_Given records:_
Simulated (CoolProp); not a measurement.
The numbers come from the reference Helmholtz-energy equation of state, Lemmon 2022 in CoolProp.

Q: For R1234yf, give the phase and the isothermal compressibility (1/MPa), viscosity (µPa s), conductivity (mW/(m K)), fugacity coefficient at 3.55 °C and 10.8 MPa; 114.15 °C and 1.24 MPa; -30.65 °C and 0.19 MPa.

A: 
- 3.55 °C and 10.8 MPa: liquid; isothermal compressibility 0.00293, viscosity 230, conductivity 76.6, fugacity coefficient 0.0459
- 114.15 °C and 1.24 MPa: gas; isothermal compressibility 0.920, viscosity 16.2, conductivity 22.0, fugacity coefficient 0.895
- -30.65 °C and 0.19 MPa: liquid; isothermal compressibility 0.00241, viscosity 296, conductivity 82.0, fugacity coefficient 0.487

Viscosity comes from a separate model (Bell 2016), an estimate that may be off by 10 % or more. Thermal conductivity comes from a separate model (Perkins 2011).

_Work order:_ The first line of the data, the line with "- -30.65 °C", and all lines in between are to be copied exactly. Leave out everything else.

_Exercise result:_
Simulated (CoolProp); not a measurement.
The numbers come from the reference Helmholtz-energy equation of state, Lemmon 2022 in CoolProp.

Q: For R1234yf, give the phase and the isothermal compressibility (1/MPa), viscosity (µPa s), conductivity (mW/(m K)), fugacity coefficient at 3.55 °C and 10.8 MPa; 114.15 °C and 1.24 MPa; -30.65 °C and 0.19 MPa.

A: 
- 3.55 °C and 10.8 MPa: liquid; isothermal compressibility 0.00293, viscosity 230, conductivity 76.6, fugacity coefficient 0.0459
- 114.15 °C and 1.24 MPa: gas; isothermal compressibility 0.920, viscosity 16.2, conductivity 22.0, fugacity coefficient 0.895
- -30.65 °C and 0.19 MPa: liquid; isothermal compressibility 0.00241, viscosity 296, conductivity 82.0, fugacity coefficient 0.487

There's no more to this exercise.